══ DATASET EXCERPTS

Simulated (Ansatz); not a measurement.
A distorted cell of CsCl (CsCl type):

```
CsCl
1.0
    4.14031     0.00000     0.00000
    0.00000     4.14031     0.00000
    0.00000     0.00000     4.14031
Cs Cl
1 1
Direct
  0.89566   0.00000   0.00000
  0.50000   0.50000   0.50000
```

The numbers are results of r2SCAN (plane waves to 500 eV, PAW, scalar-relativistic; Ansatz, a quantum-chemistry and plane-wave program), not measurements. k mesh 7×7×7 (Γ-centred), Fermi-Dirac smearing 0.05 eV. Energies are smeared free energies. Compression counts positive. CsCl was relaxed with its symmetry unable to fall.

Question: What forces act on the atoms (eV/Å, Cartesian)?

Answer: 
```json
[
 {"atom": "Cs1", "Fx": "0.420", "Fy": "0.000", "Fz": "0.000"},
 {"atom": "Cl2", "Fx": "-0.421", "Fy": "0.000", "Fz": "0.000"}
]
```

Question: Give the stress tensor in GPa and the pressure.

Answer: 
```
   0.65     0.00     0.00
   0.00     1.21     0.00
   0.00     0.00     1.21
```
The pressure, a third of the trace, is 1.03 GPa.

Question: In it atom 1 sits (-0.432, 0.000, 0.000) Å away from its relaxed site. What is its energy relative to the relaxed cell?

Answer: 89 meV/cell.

════

ASSIGNED TASK ::
Output each line of the material exactly as it was written above.

TASK OUTPUT ::
Simulated (Ansatz); not a measurement.
A distorted cell of CsCl (CsCl type):

```
CsCl
1.0
    4.14031     0.00000     0.00000
    0.00000     4.14031     0.00000
    0.00000     0.00000     4.14031
Cs Cl
1 1
Direct
  0.89566   0.00000   0.00000
  0.50000   0.50000   0.50000
```

The numbers are results of r2SCAN (plane waves to 500 eV, PAW, scalar-relativistic; Ansatz, a quantum-chemistry and plane-wave program), not measurements. k mesh 7×7×7 (Γ-centred), Fermi-Dirac smearing 0.05 eV. Energies are smeared free energies. Compression counts positive. CsCl was relaxed with its symmetry unable to fall.

Question: What forces act on the atoms (eV/Å, Cartesian)?

Answer: 
```json
[
 {"atom": "Cs1", "Fx": "0.420", "Fy": "0.000", "Fz": "0.000"},
 {"atom": "Cl2", "Fx": "-0.421", "Fy": "0.000", "Fz": "0.000"}
]
```

Question: Give the stress tensor in GPa and the pressure.

Answer: 
```
   0.65     0.00     0.00
   0.00     1.21     0.00
   0.00     0.00     1.21
```
The pressure, a third of the trace, is 1.03 GPa.

Question: In it atom 1 sits (-0.432, 0.000, 0.000) Å away from its relaxed site. What is its energy relative to the relaxed cell?

Answer: 89 meV/cell.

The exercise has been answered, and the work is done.